▶ _PROVIDED RECORDS_

+--

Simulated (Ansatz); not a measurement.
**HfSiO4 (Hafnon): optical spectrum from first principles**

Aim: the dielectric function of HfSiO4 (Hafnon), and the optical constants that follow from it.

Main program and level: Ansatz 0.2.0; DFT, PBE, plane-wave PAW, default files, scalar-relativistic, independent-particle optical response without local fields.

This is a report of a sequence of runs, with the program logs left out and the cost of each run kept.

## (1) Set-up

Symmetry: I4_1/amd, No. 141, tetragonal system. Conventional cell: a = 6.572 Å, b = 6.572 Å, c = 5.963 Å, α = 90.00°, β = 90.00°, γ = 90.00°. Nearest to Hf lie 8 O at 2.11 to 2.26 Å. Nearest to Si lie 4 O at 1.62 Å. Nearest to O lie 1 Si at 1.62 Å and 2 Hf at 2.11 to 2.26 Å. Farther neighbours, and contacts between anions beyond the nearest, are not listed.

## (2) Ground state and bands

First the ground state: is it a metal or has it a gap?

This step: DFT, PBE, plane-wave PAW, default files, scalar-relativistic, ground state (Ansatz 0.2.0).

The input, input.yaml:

+--

▶ _REQUIREMENT_
Write the records out once more, word for word.

▶ _YOUR SOLUTION_
Simulated (Ansatz); not a measurement.
**HfSiO4 (Hafnon): optical spectrum from first principles**

Aim: the dielectric function of HfSiO4 (Hafnon), and the optical constants that follow from it.

Main program and level: Ansatz 0.2.0; DFT, PBE, plane-wave PAW, default files, scalar-relativistic, independent-particle optical response without local fields.

This is a report of a sequence of runs, with the program logs left out and the cost of each run kept.

## (1) Set-up

Symmetry: I4_1/amd, No. 141, tetragonal system. Conventional cell: a = 6.572 Å, b = 6.572 Å, c = 5.963 Å, α = 90.00°, β = 90.00°, γ = 90.00°. Nearest to Hf lie 8 O at 2.11 to 2.26 Å. Nearest to Si lie 4 O at 1.62 Å. Nearest to O lie 1 Si at 1.62 Å and 2 Hf at 2.11 to 2.26 Å. Farther neighbours, and contacts between anions beyond the nearest, are not listed.

## (2) Ground state and bands

First the ground state: is it a metal or has it a gap?

This step: DFT, PBE, plane-wave PAW, default files, scalar-relativistic, ground state (Ansatz 0.2.0).

The input, input.yaml:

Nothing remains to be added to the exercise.